* **ACTIVITY**:
What you return should match the data below exactly, with every entry reproduced.

* **RECORD EXCERPTS**:
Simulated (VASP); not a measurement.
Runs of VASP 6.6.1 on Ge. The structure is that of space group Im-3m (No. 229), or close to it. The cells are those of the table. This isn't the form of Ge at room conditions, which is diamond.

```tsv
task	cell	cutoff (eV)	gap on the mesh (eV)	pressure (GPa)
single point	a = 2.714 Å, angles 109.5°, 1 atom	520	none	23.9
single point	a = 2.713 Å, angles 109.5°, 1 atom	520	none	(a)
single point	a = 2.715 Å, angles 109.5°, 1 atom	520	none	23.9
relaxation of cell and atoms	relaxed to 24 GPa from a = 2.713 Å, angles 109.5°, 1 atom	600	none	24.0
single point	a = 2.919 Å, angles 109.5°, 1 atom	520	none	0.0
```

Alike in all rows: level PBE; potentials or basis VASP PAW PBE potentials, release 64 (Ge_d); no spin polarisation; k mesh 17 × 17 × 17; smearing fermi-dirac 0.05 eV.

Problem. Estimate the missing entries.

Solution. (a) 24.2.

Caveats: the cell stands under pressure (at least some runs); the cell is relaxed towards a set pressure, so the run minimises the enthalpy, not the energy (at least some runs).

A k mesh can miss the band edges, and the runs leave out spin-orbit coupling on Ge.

* **WORKED SOLUTION**:
Simulated (VASP); not a measurement.
Runs of VASP 6.6.1 on Ge. The structure is that of space group Im-3m (No. 229), or close to it. The cells are those of the table. This isn't the form of Ge at room conditions, which is diamond.

```tsv
task	cell	cutoff (eV)	gap on the mesh (eV)	pressure (GPa)
single point	a = 2.714 Å, angles 109.5°, 1 atom	520	none	23.9
single point	a = 2.713 Å, angles 109.5°, 1 atom	520	none	(a)
single point	a = 2.715 Å, angles 109.5°, 1 atom	520	none	23.9
relaxation of cell and atoms	relaxed to 24 GPa from a = 2.713 Å, angles 109.5°, 1 atom	600	none	24.0
single point	a = 2.919 Å, angles 109.5°, 1 atom	520	none	0.0
```

Alike in all rows: level PBE; potentials or basis VASP PAW PBE potentials, release 64 (Ge_d); no spin polarisation; k mesh 17 × 17 × 17; smearing fermi-dirac 0.05 eV.

Problem. Estimate the missing entries.

Solution. (a) 24.2.

Caveats: the cell stands under pressure (at least some runs); the cell is relaxed towards a set pressure, so the run minimises the enthalpy, not the energy (at least some runs).

A k mesh can miss the band edges, and the runs leave out spin-orbit coupling on Ge.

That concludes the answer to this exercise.